[[ Excerpted data, beginning ]]

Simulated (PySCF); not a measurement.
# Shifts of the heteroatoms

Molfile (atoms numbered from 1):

[[ Excerpted data, end ]]

- Task item -
Produce a faithful copy of all the material above.

- Exercise answer -
Simulated (PySCF); not a measurement.
# Shifts of the heteroatoms

Molfile (atoms numbered from 1):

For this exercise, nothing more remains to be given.